§ DATASET EXCERPTS
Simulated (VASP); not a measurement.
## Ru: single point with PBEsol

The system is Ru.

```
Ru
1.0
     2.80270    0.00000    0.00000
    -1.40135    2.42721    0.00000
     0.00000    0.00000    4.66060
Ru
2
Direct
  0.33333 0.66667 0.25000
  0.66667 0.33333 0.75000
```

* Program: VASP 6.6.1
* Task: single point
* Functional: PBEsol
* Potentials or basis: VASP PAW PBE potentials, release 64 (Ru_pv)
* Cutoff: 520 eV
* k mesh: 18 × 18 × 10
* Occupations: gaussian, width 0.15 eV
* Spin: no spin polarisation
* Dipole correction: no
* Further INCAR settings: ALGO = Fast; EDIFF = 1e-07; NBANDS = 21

§ ASSIGNED TASK
What's wanted is each line above, transcribed with nothing altered.

§ RESPONSE
Simulated (VASP); not a measurement.
## Ru: single point with PBEsol

The system is Ru.

```
Ru
1.0
     2.80270    0.00000    0.00000
    -1.40135    2.42721    0.00000
     0.00000    0.00000    4.66060
Ru
2
Direct
  0.33333 0.66667 0.25000
  0.66667 0.33333 0.75000
```

* Program: VASP 6.6.1
* Task: single point
* Functional: PBEsol
* Potentials or basis: VASP PAW PBE potentials, release 64 (Ru_pv)
* Cutoff: 520 eV
* k mesh: 18 × 18 × 10
* Occupations: gaussian, width 0.15 eV
* Spin: no spin polarisation
* Dipole correction: no
* Further INCAR settings: ALGO = Fast; EDIFF = 1e-07; NBANDS = 21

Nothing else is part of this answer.